Raw data —
++++
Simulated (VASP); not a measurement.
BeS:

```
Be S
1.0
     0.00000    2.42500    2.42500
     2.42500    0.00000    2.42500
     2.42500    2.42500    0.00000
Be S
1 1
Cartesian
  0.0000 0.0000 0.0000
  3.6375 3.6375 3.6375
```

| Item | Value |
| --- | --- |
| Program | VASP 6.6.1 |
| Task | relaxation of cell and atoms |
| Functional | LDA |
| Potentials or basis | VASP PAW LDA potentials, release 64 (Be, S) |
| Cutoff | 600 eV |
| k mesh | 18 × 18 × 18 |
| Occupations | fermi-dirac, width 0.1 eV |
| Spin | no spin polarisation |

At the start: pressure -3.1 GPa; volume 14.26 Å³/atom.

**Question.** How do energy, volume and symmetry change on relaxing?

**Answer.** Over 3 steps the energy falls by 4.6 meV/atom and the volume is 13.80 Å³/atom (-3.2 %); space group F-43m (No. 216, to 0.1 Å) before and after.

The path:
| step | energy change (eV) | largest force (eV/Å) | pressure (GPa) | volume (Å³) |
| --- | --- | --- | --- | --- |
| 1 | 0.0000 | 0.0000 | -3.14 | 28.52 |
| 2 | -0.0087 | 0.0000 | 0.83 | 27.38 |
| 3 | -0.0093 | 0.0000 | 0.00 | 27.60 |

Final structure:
++++

Output the records once more, exactly as they stand.

Simulated (VASP); not a measurement.
BeS:

```
Be S
1.0
     0.00000    2.42500    2.42500
     2.42500    0.00000    2.42500
     2.42500    2.42500    0.00000
Be S
1 1
Cartesian
  0.0000 0.0000 0.0000
  3.6375 3.6375 3.6375
```

| Item | Value |
| --- | --- |
| Program | VASP 6.6.1 |
| Task | relaxation of cell and atoms |
| Functional | LDA |
| Potentials or basis | VASP PAW LDA potentials, release 64 (Be, S) |
| Cutoff | 600 eV |
| k mesh | 18 × 18 × 18 |
| Occupations | fermi-dirac, width 0.1 eV |
| Spin | no spin polarisation |

At the start: pressure -3.1 GPa; volume 14.26 Å³/atom.

**Question.** How do energy, volume and symmetry change on relaxing?

**Answer.** Over 3 steps the energy falls by 4.6 meV/atom and the volume is 13.80 Å³/atom (-3.2 %); space group F-43m (No. 216, to 0.1 Å) before and after.

The path:
| step | energy change (eV) | largest force (eV/Å) | pressure (GPa) | volume (Å³) |
| --- | --- | --- | --- | --- |
| 1 | 0.0000 | 0.0000 | -3.14 | 28.52 |
| 2 | -0.0087 | 0.0000 | 0.83 | 27.38 |
| 3 | -0.0093 | 0.0000 | 0.00 | 27.60 |

Final structure:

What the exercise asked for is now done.